▶ [Action item] Output exactly the lines below, starting with the line that has "A. level revPBE+D3(BJ); k mesh 12 × 12 × 12" and going on through the line that has "Result: A (7.2 s), C (15 s), B (590 s).", both included, and no other lines.

——

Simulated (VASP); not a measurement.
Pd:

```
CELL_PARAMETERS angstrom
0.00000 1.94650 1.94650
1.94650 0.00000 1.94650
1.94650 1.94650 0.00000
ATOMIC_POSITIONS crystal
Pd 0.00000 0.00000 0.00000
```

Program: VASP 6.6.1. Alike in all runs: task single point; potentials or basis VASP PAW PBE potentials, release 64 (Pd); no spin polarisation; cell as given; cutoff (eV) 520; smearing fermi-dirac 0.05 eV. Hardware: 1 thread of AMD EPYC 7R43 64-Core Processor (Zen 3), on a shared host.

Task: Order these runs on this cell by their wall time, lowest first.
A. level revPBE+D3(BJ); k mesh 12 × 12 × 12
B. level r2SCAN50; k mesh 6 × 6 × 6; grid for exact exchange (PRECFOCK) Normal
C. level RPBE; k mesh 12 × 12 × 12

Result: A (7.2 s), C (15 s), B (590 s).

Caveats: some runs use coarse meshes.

——

▶ [Exercise output]
A. level revPBE+D3(BJ); k mesh 12 × 12 × 12
B. level r2SCAN50; k mesh 6 × 6 × 6; grid for exact exchange (PRECFOCK) Normal
C. level RPBE; k mesh 12 × 12 × 12

Result: A (7.2 s), C (15 s), B (590 s).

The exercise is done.